○ ○ ○ ○

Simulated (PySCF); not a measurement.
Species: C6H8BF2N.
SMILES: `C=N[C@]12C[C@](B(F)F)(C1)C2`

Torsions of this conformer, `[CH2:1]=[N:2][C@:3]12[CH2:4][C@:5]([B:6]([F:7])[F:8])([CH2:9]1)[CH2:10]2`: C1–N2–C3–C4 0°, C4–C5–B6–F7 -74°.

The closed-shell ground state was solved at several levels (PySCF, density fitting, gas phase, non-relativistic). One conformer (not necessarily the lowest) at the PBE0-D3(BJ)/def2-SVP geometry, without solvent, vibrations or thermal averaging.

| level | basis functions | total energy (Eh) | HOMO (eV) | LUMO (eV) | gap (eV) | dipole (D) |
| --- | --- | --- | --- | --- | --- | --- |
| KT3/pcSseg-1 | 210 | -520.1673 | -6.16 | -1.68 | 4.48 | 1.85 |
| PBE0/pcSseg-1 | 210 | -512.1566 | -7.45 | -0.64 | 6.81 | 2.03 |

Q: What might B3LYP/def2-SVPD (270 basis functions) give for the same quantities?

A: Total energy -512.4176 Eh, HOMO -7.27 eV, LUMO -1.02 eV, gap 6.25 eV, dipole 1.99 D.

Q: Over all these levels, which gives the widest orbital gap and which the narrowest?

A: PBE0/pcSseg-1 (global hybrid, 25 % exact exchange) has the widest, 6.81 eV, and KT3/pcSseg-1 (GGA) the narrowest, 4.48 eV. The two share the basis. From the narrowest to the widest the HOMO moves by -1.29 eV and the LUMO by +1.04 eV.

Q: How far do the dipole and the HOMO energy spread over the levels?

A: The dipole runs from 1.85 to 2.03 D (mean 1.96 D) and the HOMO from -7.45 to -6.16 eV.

○ ○ ○ ○

# [REQUIREMENT]
Would you please copy, word for word, everything above from the line containing "Torsions of this" down to the line containing "A: PBE0/pcSseg-1 (global", those two lines included?

# [ANSWER SECTION]
Torsions of this conformer, `[CH2:1]=[N:2][C@:3]12[CH2:4][C@:5]([B:6]([F:7])[F:8])([CH2:9]1)[CH2:10]2`: C1–N2–C3–C4 0°, C4–C5–B6–F7 -74°.

The closed-shell ground state was solved at several levels (PySCF, density fitting, gas phase, non-relativistic). One conformer (not necessarily the lowest) at the PBE0-D3(BJ)/def2-SVP geometry, without solvent, vibrations or thermal averaging.

| level | basis functions | total energy (Eh) | HOMO (eV) | LUMO (eV) | gap (eV) | dipole (D) |
| --- | --- | --- | --- | --- | --- | --- |
| KT3/pcSseg-1 | 210 | -520.1673 | -6.16 | -1.68 | 4.48 | 1.85 |
| PBE0/pcSseg-1 | 210 | -512.1566 | -7.45 | -0.64 | 6.81 | 2.03 |

Q: What might B3LYP/def2-SVPD (270 basis functions) give for the same quantities?

A: Total energy -512.4176 Eh, HOMO -7.27 eV, LUMO -1.02 eV, gap 6.25 eV, dipole 1.99 D.

Q: Over all these levels, which gives the widest orbital gap and which the narrowest?

A: PBE0/pcSseg-1 (global hybrid, 25 % exact exchange) has the widest, 6.81 eV, and KT3/pcSseg-1 (GGA) the narrowest, 4.48 eV. The two share the basis. From the narrowest to the widest the HOMO moves by -1.29 eV and the LUMO by +1.04 eV.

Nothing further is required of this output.